⟨
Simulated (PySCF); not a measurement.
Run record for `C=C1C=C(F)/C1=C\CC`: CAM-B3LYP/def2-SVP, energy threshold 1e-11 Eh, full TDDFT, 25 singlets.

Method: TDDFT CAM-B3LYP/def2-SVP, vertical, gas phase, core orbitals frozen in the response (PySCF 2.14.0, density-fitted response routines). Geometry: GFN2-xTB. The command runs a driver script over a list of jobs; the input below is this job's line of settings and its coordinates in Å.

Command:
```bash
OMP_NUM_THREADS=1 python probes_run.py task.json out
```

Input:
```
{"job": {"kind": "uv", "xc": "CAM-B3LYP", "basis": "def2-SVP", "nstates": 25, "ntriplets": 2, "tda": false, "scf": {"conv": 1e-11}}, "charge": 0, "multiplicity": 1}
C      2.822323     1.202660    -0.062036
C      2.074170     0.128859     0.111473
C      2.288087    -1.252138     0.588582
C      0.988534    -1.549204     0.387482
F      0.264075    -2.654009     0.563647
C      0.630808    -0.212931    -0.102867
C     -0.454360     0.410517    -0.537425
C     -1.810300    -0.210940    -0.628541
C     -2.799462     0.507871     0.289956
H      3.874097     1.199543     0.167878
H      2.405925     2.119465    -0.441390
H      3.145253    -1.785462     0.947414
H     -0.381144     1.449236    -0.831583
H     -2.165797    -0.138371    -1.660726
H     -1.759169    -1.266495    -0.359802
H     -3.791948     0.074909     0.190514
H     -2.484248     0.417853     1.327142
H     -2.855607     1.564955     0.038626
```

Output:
⟩

● Requirement
Repeat the entries above exactly, from the first line through the line containing "Run record for".

● Expected answer
Simulated (PySCF); not a measurement.
Run record for `C=C1C=C(F)/C1=C\CC`: CAM-B3LYP/def2-SVP, energy threshold 1e-11 Eh, full TDDFT, 25 singlets.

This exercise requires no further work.